- Opening Delimiter -

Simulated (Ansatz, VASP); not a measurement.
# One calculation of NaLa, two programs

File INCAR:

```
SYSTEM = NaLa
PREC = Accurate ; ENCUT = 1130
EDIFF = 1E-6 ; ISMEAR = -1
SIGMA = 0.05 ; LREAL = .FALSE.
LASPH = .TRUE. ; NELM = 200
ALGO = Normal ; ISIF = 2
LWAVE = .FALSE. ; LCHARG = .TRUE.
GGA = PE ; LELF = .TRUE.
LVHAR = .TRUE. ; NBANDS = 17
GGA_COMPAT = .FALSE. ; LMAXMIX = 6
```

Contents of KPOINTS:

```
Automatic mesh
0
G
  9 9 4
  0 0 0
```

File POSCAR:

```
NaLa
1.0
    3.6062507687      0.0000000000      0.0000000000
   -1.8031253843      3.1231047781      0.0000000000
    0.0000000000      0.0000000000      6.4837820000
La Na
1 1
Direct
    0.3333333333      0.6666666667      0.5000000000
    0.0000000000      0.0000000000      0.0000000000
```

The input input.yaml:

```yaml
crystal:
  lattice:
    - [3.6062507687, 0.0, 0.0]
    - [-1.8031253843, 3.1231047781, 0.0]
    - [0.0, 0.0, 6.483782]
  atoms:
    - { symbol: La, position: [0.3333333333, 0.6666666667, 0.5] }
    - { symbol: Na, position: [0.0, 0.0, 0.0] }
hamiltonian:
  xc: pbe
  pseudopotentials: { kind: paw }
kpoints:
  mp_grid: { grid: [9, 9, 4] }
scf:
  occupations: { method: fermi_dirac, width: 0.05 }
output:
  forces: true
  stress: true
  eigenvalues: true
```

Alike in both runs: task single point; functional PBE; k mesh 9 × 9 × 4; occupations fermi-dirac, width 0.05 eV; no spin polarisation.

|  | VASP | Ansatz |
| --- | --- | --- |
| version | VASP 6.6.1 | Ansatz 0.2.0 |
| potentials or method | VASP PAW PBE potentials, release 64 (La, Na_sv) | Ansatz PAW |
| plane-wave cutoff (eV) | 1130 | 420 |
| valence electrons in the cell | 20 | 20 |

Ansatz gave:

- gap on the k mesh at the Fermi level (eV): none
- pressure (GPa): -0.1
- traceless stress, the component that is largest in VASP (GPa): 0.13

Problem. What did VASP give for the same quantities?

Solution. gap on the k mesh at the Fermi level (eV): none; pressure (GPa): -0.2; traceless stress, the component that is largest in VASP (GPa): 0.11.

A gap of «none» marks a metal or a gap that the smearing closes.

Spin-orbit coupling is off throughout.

- Closing Delimiter -

• [Assignment]:
Please give an exact restatement of only the lines from the beginning of the material above to the line with "Solution. gap on", inclusive.

• [Problem solution]:
Simulated (Ansatz, VASP); not a measurement.
# One calculation of NaLa, two programs

File INCAR:

```
SYSTEM = NaLa
PREC = Accurate ; ENCUT = 1130
EDIFF = 1E-6 ; ISMEAR = -1
SIGMA = 0.05 ; LREAL = .FALSE.
LASPH = .TRUE. ; NELM = 200
ALGO = Normal ; ISIF = 2
LWAVE = .FALSE. ; LCHARG = .TRUE.
GGA = PE ; LELF = .TRUE.
LVHAR = .TRUE. ; NBANDS = 17
GGA_COMPAT = .FALSE. ; LMAXMIX = 6
```

Contents of KPOINTS:

```
Automatic mesh
0
G
  9 9 4
  0 0 0
```

File POSCAR:

```
NaLa
1.0
    3.6062507687      0.0000000000      0.0000000000
   -1.8031253843      3.1231047781      0.0000000000
    0.0000000000      0.0000000000      6.4837820000
La Na
1 1
Direct
    0.3333333333      0.6666666667      0.5000000000
    0.0000000000      0.0000000000      0.0000000000
```

The input input.yaml:

```yaml
crystal:
  lattice:
    - [3.6062507687, 0.0, 0.0]
    - [-1.8031253843, 3.1231047781, 0.0]
    - [0.0, 0.0, 6.483782]
  atoms:
    - { symbol: La, position: [0.3333333333, 0.6666666667, 0.5] }
    - { symbol: Na, position: [0.0, 0.0, 0.0] }
hamiltonian:
  xc: pbe
  pseudopotentials: { kind: paw }
kpoints:
  mp_grid: { grid: [9, 9, 4] }
scf:
  occupations: { method: fermi_dirac, width: 0.05 }
output:
  forces: true
  stress: true
  eigenvalues: true
```

Alike in both runs: task single point; functional PBE; k mesh 9 × 9 × 4; occupations fermi-dirac, width 0.05 eV; no spin polarisation.

|  | VASP | Ansatz |
| --- | --- | --- |
| version | VASP 6.6.1 | Ansatz 0.2.0 |
| potentials or method | VASP PAW PBE potentials, release 64 (La, Na_sv) | Ansatz PAW |
| plane-wave cutoff (eV) | 1130 | 420 |
| valence electrons in the cell | 20 | 20 |

Ansatz gave:

- gap on the k mesh at the Fermi level (eV): none
- pressure (GPa): -0.1
- traceless stress, the component that is largest in VASP (GPa): 0.13

Problem. What did VASP give for the same quantities?

Solution. gap on the k mesh at the Fermi level (eV): none; pressure (GPa): -0.2; traceless stress, the component that is largest in VASP (GPa): 0.11.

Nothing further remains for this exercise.